Information given:
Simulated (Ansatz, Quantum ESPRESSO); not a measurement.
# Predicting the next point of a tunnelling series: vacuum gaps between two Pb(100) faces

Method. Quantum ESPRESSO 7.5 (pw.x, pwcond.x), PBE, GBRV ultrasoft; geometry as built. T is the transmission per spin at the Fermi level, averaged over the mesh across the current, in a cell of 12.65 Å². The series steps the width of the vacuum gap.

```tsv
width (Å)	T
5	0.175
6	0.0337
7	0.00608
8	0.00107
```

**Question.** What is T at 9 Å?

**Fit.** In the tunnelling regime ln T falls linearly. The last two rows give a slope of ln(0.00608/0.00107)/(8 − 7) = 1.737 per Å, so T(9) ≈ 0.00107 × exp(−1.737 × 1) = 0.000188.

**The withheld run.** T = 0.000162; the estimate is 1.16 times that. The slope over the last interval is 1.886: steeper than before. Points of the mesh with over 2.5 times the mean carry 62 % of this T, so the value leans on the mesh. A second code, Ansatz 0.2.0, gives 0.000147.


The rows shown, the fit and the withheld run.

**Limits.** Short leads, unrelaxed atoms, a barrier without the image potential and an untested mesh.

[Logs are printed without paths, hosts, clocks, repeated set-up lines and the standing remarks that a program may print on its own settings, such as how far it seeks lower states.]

Exercise: From the entries above, give again exactly the lines running from the line with "0.2.0, gives 0.000147." to the line with "an untested mesh."; include both of those lines.

Written solution:
**The withheld run.** T = 0.000162; the estimate is 1.16 times that. The slope over the last interval is 1.886: steeper than before. Points of the mesh with over 2.5 times the mean carry 62 % of this T, so the value leans on the mesh. A second code, Ansatz 0.2.0, gives 0.000147.


The rows shown, the fit and the withheld run.

**Limits.** Short leads, unrelaxed atoms, a barrier without the image potential and an untested mesh.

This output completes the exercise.